**ASSIGNED TASK:** Write out the entries below exactly. End with the line that contains "A: The (111)".

= = = = = = =

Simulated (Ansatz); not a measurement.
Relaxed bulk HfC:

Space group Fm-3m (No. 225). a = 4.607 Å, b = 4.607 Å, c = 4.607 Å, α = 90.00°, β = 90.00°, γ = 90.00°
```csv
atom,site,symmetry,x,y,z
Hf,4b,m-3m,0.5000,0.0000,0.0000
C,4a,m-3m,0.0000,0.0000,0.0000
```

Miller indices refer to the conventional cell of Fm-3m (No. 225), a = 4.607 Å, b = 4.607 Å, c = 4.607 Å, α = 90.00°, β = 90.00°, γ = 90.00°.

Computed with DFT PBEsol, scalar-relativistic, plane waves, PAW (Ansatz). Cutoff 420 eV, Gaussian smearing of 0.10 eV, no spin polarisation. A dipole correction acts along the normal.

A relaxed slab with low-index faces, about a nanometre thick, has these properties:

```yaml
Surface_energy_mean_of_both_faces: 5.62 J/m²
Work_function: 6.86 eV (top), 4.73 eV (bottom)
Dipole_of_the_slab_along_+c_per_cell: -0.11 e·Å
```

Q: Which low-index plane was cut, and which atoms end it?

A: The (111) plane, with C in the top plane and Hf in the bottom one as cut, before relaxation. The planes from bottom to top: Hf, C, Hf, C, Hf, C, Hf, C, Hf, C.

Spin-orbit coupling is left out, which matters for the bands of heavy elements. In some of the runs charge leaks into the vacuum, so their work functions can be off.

= = = = = = =

**RESPONSE AREA:**
Simulated (Ansatz); not a measurement.
Relaxed bulk HfC:

Space group Fm-3m (No. 225). a = 4.607 Å, b = 4.607 Å, c = 4.607 Å, α = 90.00°, β = 90.00°, γ = 90.00°
```csv
atom,site,symmetry,x,y,z
Hf,4b,m-3m,0.5000,0.0000,0.0000
C,4a,m-3m,0.0000,0.0000,0.0000
```

Miller indices refer to the conventional cell of Fm-3m (No. 225), a = 4.607 Å, b = 4.607 Å, c = 4.607 Å, α = 90.00°, β = 90.00°, γ = 90.00°.

Computed with DFT PBEsol, scalar-relativistic, plane waves, PAW (Ansatz). Cutoff 420 eV, Gaussian smearing of 0.10 eV, no spin polarisation. A dipole correction acts along the normal.

A relaxed slab with low-index faces, about a nanometre thick, has these properties:

```yaml
Surface_energy_mean_of_both_faces: 5.62 J/m²
Work_function: 6.86 eV (top), 4.73 eV (bottom)
Dipole_of_the_slab_along_+c_per_cell: -0.11 e·Å
```

Q: Which low-index plane was cut, and which atoms end it?

A: The (111) plane, with C in the top plane and Hf in the bottom one as cut, before relaxation. The planes from bottom to top: Hf, C, Hf, C, Hf, C, Hf, C, Hf, C.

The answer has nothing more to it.